===== Extracted material =====

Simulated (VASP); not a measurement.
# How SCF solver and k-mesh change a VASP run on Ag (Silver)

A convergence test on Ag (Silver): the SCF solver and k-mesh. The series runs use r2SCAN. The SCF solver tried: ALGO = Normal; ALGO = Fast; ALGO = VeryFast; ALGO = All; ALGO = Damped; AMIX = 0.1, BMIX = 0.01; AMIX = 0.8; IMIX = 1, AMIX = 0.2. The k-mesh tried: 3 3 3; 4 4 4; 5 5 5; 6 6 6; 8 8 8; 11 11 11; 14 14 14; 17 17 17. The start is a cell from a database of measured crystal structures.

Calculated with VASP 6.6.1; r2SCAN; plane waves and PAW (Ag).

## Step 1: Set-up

=====

The answer should consist of every entry, repeated word for word.

Simulated (VASP); not a measurement.
# How SCF solver and k-mesh change a VASP run on Ag (Silver)

A convergence test on Ag (Silver): the SCF solver and k-mesh. The series runs use r2SCAN. The SCF solver tried: ALGO = Normal; ALGO = Fast; ALGO = VeryFast; ALGO = All; ALGO = Damped; AMIX = 0.1, BMIX = 0.01; AMIX = 0.8; IMIX = 1, AMIX = 0.2. The k-mesh tried: 3 3 3; 4 4 4; 5 5 5; 6 6 6; 8 8 8; 11 11 11; 14 14 14; 17 17 17. The start is a cell from a database of measured crystal structures.

Calculated with VASP 6.6.1; r2SCAN; plane waves and PAW (Ag).

## Step 1: Set-up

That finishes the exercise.